Work item =
Restate all of the material, keeping every line identical to the original.

Dataset excerpts =
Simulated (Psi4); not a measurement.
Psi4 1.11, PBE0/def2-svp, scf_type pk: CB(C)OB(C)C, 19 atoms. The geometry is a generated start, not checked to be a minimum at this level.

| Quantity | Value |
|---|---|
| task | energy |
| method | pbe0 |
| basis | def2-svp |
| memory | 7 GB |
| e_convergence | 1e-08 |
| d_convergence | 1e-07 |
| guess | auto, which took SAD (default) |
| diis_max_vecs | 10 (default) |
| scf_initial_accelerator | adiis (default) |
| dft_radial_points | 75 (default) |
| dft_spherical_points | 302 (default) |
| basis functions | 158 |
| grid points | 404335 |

Task solution =
Simulated (Psi4); not a measurement.
Psi4 1.11, PBE0/def2-svp, scf_type pk: CB(C)OB(C)C, 19 atoms. The geometry is a generated start, not checked to be a minimum at this level.

| Quantity | Value |
|---|---|
| task | energy |
| method | pbe0 |
| basis | def2-svp |
| memory | 7 GB |
| e_convergence | 1e-08 |
| d_convergence | 1e-07 |
| guess | auto, which took SAD (default) |
| diis_max_vecs | 10 (default) |
| scf_initial_accelerator | adiis (default) |
| dft_radial_points | 75 (default) |
| dft_spherical_points | 302 (default) |
| basis functions | 158 |
| grid points | 404335 |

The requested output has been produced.